[TASK ITEM]:
Among the entries below, please repeat exactly and only the lines from the line containing "- Potentials or" to the line containing "- Further INCAR", both lines included.

BEGIN DATA EXCERPTS

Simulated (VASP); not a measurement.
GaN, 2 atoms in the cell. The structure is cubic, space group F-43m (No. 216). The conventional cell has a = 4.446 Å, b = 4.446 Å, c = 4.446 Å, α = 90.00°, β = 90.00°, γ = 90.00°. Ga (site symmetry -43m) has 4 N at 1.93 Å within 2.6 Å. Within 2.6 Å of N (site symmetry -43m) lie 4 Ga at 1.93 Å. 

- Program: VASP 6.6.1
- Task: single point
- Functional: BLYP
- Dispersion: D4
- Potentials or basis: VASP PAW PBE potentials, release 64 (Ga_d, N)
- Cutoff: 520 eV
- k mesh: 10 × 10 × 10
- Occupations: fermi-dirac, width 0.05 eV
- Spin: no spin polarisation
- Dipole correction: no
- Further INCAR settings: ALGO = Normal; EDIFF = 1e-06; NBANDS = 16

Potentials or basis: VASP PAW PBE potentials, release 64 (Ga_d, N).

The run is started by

END DATA EXCERPTS

[RESPONSE]:
- Potentials or basis: VASP PAW PBE potentials, release 64 (Ga_d, N)
- Cutoff: 520 eV
- k mesh: 10 × 10 × 10
- Occupations: fermi-dirac, width 0.05 eV
- Spin: no spin polarisation
- Dipole correction: no
- Further INCAR settings: ALGO = Normal; EDIFF = 1e-06; NBANDS = 16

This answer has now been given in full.